START SUPPLIED DATA

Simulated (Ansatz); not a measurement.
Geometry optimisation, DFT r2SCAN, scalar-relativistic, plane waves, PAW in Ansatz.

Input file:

END SUPPLIED DATA

● **REQUIREMENT**
Every line of the listing is to be returned unchanged.

● **YOUR RESPONSE**
Simulated (Ansatz); not a measurement.
Geometry optimisation, DFT r2SCAN, scalar-relativistic, plane waves, PAW in Ansatz.

Input file:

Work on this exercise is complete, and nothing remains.